-- Work order --
Reproduce verbatim the lines of the material below, starting at the line with "Q: How do energy, volume" and ending at the line with "A: Over 3 steps", both inclusive; skip the rest.

*** Begin section ***

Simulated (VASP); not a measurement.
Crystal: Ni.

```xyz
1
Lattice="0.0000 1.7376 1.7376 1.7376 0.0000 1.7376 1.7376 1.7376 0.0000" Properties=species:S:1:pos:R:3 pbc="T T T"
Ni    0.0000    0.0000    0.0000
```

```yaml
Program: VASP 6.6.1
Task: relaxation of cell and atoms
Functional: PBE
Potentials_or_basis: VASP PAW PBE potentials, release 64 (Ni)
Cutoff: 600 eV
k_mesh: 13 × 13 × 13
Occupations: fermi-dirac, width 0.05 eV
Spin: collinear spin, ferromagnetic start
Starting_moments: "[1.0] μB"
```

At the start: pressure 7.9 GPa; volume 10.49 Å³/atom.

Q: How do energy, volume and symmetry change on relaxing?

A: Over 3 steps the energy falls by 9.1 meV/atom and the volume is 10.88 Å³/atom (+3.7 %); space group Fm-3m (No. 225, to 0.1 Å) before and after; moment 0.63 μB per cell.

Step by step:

*** End section ***

-- Answer area --
Q: How do energy, volume and symmetry change on relaxing?

A: Over 3 steps the energy falls by 9.1 meV/atom and the volume is 10.88 Å³/atom (+3.7 %); space group Fm-3m (No. 225, to 0.1 Å) before and after; moment 0.63 μB per cell.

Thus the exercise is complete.